═══ RECORD SET

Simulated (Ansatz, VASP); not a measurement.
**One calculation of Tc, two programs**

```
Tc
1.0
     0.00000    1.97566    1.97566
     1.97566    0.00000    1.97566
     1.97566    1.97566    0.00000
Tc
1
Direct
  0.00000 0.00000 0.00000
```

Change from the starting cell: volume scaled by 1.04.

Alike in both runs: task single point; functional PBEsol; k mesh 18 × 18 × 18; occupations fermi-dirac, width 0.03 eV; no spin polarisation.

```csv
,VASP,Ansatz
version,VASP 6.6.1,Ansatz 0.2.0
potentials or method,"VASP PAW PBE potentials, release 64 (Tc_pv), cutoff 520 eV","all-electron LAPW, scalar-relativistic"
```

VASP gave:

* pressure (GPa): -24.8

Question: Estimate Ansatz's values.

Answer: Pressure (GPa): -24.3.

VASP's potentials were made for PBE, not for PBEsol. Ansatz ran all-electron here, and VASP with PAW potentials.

══════

Line by line, the listing above is to be transcribed exactly.

» EXERCISE OUTPUT
Simulated (Ansatz, VASP); not a measurement.
**One calculation of Tc, two programs**

```
Tc
1.0
     0.00000    1.97566    1.97566
     1.97566    0.00000    1.97566
     1.97566    1.97566    0.00000
Tc
1
Direct
  0.00000 0.00000 0.00000
```

Change from the starting cell: volume scaled by 1.04.

Alike in both runs: task single point; functional PBEsol; k mesh 18 × 18 × 18; occupations fermi-dirac, width 0.03 eV; no spin polarisation.

```csv
,VASP,Ansatz
version,VASP 6.6.1,Ansatz 0.2.0
potentials or method,"VASP PAW PBE potentials, release 64 (Tc_pv), cutoff 520 eV","all-electron LAPW, scalar-relativistic"
```

VASP gave:

* pressure (GPa): -24.8

Question: Estimate Ansatz's values.

Answer: Pressure (GPa): -24.3.

VASP's potentials were made for PBE, not for PBEsol. Ansatz ran all-electron here, and VASP with PAW potentials.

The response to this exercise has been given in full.